::::
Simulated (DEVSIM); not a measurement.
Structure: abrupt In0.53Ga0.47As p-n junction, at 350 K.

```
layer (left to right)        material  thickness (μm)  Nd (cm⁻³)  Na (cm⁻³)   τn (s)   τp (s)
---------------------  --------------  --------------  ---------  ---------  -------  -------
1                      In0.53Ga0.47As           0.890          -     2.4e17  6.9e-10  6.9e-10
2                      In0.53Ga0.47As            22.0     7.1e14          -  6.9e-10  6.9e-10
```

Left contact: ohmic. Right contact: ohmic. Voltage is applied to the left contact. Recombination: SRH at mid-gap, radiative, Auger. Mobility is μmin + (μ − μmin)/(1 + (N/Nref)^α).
::::

**Exercise:** Once you have read the data, reproduce all of it exactly.

**Task response:**
Simulated (DEVSIM); not a measurement.
Structure: abrupt In0.53Ga0.47As p-n junction, at 350 K.

```
layer (left to right)        material  thickness (μm)  Nd (cm⁻³)  Na (cm⁻³)   τn (s)   τp (s)
---------------------  --------------  --------------  ---------  ---------  -------  -------
1                      In0.53Ga0.47As           0.890          -     2.4e17  6.9e-10  6.9e-10
2                      In0.53Ga0.47As            22.0     7.1e14          -  6.9e-10  6.9e-10
```

Left contact: ohmic. Right contact: ohmic. Voltage is applied to the left contact. Recombination: SRH at mid-gap, radiative, Auger. Mobility is μmin + (μ − μmin)/(1 + (N/Nref)^α).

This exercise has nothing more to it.